▸ ACTIVITY
The lines needed are those from the start of the records through the line holding "Correlated methods freeze", each copied exactly.

▸ RECORDED INFORMATION
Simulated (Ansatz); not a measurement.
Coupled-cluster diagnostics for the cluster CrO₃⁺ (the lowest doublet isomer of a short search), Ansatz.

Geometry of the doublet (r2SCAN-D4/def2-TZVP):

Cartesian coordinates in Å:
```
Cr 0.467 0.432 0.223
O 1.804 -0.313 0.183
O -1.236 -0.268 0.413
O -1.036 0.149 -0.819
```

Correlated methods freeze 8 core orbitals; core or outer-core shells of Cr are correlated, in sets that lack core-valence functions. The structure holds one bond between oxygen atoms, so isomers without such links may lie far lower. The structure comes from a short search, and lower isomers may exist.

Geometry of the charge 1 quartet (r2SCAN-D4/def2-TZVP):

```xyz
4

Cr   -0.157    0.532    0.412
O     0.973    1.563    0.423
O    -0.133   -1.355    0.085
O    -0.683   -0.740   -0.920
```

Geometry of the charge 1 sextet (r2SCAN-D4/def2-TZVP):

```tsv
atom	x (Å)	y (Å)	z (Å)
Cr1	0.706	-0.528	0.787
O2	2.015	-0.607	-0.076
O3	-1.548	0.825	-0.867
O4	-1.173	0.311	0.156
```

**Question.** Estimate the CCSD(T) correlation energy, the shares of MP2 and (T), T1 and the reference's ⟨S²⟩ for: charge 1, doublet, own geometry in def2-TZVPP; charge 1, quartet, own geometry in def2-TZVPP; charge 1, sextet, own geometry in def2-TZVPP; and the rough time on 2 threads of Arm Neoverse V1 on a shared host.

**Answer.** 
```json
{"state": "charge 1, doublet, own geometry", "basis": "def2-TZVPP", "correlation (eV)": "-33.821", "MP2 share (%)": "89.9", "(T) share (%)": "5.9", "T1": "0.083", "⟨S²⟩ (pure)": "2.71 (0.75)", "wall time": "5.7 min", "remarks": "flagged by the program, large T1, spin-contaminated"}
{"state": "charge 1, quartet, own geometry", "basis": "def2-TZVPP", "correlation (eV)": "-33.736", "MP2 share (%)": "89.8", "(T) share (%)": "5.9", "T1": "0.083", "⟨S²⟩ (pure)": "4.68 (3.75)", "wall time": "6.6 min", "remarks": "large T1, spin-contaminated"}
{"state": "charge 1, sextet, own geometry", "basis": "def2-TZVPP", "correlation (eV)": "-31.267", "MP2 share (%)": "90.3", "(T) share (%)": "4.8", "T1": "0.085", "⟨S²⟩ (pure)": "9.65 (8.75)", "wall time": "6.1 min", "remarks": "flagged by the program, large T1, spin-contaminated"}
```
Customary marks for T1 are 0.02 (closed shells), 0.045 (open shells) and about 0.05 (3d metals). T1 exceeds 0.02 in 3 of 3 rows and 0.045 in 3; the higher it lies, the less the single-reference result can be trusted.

▸ YOUR SOLUTION
Simulated (Ansatz); not a measurement.
Coupled-cluster diagnostics for the cluster CrO₃⁺ (the lowest doublet isomer of a short search), Ansatz.

Geometry of the doublet (r2SCAN-D4/def2-TZVP):

Cartesian coordinates in Å:
```
Cr 0.467 0.432 0.223
O 1.804 -0.313 0.183
O -1.236 -0.268 0.413
O -1.036 0.149 -0.819
```

Correlated methods freeze 8 core orbitals; core or outer-core shells of Cr are correlated, in sets that lack core-valence functions. The structure holds one bond between oxygen atoms, so isomers without such links may lie far lower. The structure comes from a short search, and lower isomers may exist.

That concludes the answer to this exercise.